For the listing that follows, give again exactly the lines from the one with "MgO + HCl**" to the one with "Charge: 1 mol", including both.

------------------------------------------------
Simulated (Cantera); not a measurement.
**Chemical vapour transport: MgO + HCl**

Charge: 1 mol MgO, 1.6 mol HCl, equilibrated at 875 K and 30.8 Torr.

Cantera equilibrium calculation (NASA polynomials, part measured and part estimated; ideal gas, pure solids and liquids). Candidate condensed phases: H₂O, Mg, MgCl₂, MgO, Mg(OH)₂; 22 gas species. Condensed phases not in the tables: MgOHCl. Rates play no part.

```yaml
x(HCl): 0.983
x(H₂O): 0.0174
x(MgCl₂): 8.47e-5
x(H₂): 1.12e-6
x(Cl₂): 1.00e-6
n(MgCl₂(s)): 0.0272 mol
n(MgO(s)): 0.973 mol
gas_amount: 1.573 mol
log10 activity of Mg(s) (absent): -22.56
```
------------------------------------------------

RESPONSE AREA:
**Chemical vapour transport: MgO + HCl**

Charge: 1 mol MgO, 1.6 mol HCl, equilibrated at 875 K and 30.8 Torr.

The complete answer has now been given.